Supplied entries START

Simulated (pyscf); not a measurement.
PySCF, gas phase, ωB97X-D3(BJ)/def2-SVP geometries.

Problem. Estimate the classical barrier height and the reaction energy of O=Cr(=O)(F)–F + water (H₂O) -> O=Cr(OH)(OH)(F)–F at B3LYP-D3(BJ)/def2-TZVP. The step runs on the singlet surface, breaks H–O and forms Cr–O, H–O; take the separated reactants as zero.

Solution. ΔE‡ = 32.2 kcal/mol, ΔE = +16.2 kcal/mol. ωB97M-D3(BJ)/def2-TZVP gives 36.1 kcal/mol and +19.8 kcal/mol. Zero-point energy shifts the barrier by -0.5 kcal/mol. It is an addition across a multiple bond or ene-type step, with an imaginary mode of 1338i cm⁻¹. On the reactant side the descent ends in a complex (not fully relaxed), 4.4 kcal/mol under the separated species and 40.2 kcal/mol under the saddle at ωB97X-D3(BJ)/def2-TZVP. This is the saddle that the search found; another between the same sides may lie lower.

Supplied entries END

• Work task:
From the records above, copy out the line with "PySCF, gas phase, ωB97X-D3(BJ)/def2-SVP", the line with "Problem. Estimate the", and every line between them, word for word.

• Problem solution:
PySCF, gas phase, ωB97X-D3(BJ)/def2-SVP geometries.

Problem. Estimate the classical barrier height and the reaction energy of O=Cr(=O)(F)–F + water (H₂O) -> O=Cr(OH)(OH)(F)–F at B3LYP-D3(BJ)/def2-TZVP. The step runs on the singlet surface, breaks H–O and forms Cr–O, H–O; take the separated reactants as zero.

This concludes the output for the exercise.